============================================================
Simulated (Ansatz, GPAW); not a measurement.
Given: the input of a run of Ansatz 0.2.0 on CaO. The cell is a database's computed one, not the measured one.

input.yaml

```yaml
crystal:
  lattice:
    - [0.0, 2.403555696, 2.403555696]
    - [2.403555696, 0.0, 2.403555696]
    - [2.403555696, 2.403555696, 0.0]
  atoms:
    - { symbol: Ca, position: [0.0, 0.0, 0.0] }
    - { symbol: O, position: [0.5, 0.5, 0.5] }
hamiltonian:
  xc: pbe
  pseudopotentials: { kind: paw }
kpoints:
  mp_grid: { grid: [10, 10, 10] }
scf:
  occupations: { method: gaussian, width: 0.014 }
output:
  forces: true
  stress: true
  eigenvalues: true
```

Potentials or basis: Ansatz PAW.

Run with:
============================================================

Output every record verbatim.

Simulated (Ansatz, GPAW); not a measurement.
Given: the input of a run of Ansatz 0.2.0 on CaO. The cell is a database's computed one, not the measured one.

input.yaml

```yaml
crystal:
  lattice:
    - [0.0, 2.403555696, 2.403555696]
    - [2.403555696, 0.0, 2.403555696]
    - [2.403555696, 2.403555696, 0.0]
  atoms:
    - { symbol: Ca, position: [0.0, 0.0, 0.0] }
    - { symbol: O, position: [0.5, 0.5, 0.5] }
hamiltonian:
  xc: pbe
  pseudopotentials: { kind: paw }
kpoints:
  mp_grid: { grid: [10, 10, 10] }
scf:
  occupations: { method: gaussian, width: 0.014 }
output:
  forces: true
  stress: true
  eigenvalues: true
```

Potentials or basis: Ansatz PAW.

Run with:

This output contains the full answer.